*** Exercise data ***

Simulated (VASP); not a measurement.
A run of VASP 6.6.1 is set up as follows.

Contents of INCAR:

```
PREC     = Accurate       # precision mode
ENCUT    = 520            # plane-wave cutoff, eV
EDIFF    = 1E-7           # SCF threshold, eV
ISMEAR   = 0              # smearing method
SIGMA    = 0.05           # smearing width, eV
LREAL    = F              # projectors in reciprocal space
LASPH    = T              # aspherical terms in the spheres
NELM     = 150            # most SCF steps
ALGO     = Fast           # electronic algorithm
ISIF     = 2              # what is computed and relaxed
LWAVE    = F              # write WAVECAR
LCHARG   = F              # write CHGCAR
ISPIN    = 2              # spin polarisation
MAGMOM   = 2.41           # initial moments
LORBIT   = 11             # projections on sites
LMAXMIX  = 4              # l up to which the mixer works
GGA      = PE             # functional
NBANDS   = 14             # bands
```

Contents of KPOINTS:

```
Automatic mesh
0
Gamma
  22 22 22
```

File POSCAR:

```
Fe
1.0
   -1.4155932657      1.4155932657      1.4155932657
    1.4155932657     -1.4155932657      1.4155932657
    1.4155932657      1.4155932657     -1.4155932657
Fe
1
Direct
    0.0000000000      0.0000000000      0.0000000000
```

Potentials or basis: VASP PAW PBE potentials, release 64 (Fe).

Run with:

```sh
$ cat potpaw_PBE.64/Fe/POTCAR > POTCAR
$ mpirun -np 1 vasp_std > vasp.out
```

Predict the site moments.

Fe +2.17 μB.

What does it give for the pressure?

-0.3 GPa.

*** End of Exercise data ***

**Requirement**
For this exercise, output exactly the lines above from the line with "Predict the site moments." to the line with "What does it give for the pressure?", counting both, and leave out the rest.

**Expected answer**
Predict the site moments.

Fe +2.17 μB.

What does it give for the pressure?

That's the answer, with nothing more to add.